----- SUPPLIED RECORDS

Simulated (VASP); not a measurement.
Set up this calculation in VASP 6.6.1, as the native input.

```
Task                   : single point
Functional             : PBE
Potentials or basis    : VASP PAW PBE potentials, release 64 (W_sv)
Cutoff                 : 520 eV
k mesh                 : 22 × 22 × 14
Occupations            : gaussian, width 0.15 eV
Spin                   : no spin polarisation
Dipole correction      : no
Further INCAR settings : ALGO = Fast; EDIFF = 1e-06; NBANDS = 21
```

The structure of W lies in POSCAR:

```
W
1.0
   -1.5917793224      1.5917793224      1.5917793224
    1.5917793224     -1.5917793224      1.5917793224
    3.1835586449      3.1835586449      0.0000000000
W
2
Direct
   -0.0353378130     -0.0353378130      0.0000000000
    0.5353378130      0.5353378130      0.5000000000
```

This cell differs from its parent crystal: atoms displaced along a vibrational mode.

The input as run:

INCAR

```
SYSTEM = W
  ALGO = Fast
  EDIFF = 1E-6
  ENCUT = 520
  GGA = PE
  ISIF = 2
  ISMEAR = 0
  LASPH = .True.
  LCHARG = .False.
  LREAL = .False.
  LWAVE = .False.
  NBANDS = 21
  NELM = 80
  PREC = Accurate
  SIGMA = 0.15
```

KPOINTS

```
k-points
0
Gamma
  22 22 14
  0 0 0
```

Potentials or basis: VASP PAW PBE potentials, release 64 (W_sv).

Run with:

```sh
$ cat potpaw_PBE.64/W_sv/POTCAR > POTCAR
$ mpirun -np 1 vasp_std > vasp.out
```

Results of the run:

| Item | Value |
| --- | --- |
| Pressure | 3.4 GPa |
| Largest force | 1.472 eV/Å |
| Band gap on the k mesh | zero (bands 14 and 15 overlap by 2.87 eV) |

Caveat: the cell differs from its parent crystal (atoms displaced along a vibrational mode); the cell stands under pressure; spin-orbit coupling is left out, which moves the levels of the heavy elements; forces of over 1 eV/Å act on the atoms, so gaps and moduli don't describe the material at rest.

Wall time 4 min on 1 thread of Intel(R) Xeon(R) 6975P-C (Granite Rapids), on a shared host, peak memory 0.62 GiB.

----------

WORK TASK: Restate, word for word, the listing above from its first line through the line that contains "by 2.87 eV) |", keeping both of those lines.

EXERCISE OUTPUT:
Simulated (VASP); not a measurement.
Set up this calculation in VASP 6.6.1, as the native input.

```
Task                   : single point
Functional             : PBE
Potentials or basis    : VASP PAW PBE potentials, release 64 (W_sv)
Cutoff                 : 520 eV
k mesh                 : 22 × 22 × 14
Occupations            : gaussian, width 0.15 eV
Spin                   : no spin polarisation
Dipole correction      : no
Further INCAR settings : ALGO = Fast; EDIFF = 1e-06; NBANDS = 21
```

The structure of W lies in POSCAR:

```
W
1.0
   -1.5917793224      1.5917793224      1.5917793224
    1.5917793224     -1.5917793224      1.5917793224
    3.1835586449      3.1835586449      0.0000000000
W
2
Direct
   -0.0353378130     -0.0353378130      0.0000000000
    0.5353378130      0.5353378130      0.5000000000
```

This cell differs from its parent crystal: atoms displaced along a vibrational mode.

The input as run:

INCAR

```
SYSTEM = W
  ALGO = Fast
  EDIFF = 1E-6
  ENCUT = 520
  GGA = PE
  ISIF = 2
  ISMEAR = 0
  LASPH = .True.
  LCHARG = .False.
  LREAL = .False.
  LWAVE = .False.
  NBANDS = 21
  NELM = 80
  PREC = Accurate
  SIGMA = 0.15
```

KPOINTS

```
k-points
0
Gamma
  22 22 14
  0 0 0
```

Potentials or basis: VASP PAW PBE potentials, release 64 (W_sv).

Run with:

```sh
$ cat potpaw_PBE.64/W_sv/POTCAR > POTCAR
$ mpirun -np 1 vasp_std > vasp.out
```

Results of the run:

| Item | Value |
| --- | --- |
| Pressure | 3.4 GPa |
| Largest force | 1.472 eV/Å |
| Band gap on the k mesh | zero (bands 14 and 15 overlap by 2.87 eV) |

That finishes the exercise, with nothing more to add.